--------------------------------------------------

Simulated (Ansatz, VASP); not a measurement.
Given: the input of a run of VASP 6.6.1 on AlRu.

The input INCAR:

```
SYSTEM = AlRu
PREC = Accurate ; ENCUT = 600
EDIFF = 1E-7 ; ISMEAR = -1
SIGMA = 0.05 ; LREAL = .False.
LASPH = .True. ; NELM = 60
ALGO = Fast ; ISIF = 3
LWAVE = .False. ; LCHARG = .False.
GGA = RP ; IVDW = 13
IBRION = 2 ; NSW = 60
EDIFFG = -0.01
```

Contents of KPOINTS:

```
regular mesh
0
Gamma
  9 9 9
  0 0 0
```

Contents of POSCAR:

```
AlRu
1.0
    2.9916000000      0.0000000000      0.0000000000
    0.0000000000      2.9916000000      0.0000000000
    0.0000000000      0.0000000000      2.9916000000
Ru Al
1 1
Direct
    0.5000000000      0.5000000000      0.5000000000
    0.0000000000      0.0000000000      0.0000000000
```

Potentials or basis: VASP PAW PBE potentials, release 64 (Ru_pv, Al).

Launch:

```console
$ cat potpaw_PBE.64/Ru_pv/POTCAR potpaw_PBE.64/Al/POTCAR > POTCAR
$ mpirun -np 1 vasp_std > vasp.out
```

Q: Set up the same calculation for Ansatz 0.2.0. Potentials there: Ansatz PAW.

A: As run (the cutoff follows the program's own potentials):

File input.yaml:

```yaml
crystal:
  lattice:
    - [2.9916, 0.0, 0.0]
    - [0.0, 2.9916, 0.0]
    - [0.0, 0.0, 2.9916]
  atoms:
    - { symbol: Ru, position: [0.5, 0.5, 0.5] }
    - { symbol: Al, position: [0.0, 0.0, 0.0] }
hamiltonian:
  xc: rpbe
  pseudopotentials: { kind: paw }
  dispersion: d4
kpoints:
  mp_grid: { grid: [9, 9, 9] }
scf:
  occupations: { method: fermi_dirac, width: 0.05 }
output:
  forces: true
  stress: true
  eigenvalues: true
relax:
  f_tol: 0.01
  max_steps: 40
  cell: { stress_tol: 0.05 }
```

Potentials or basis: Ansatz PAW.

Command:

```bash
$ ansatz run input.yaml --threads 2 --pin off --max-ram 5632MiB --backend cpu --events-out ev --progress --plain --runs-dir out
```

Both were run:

--------------------------------------------------

Send back exactly, with nothing added, the lines from the first line of the material above through the line holding "Q: Set up the"; both ends are included.

Written reply:
Simulated (Ansatz, VASP); not a measurement.
Given: the input of a run of VASP 6.6.1 on AlRu.

The input INCAR:

```
SYSTEM = AlRu
PREC = Accurate ; ENCUT = 600
EDIFF = 1E-7 ; ISMEAR = -1
SIGMA = 0.05 ; LREAL = .False.
LASPH = .True. ; NELM = 60
ALGO = Fast ; ISIF = 3
LWAVE = .False. ; LCHARG = .False.
GGA = RP ; IVDW = 13
IBRION = 2 ; NSW = 60
EDIFFG = -0.01
```

Contents of KPOINTS:

```
regular mesh
0
Gamma
  9 9 9
  0 0 0
```

Contents of POSCAR:

```
AlRu
1.0
    2.9916000000      0.0000000000      0.0000000000
    0.0000000000      2.9916000000      0.0000000000
    0.0000000000      0.0000000000      2.9916000000
Ru Al
1 1
Direct
    0.5000000000      0.5000000000      0.5000000000
    0.0000000000      0.0000000000      0.0000000000
```

Potentials or basis: VASP PAW PBE potentials, release 64 (Ru_pv, Al).

Launch:

```console
$ cat potpaw_PBE.64/Ru_pv/POTCAR potpaw_PBE.64/Al/POTCAR > POTCAR
$ mpirun -np 1 vasp_std > vasp.out
```

Q: Set up the same calculation for Ansatz 0.2.0. Potentials there: Ansatz PAW.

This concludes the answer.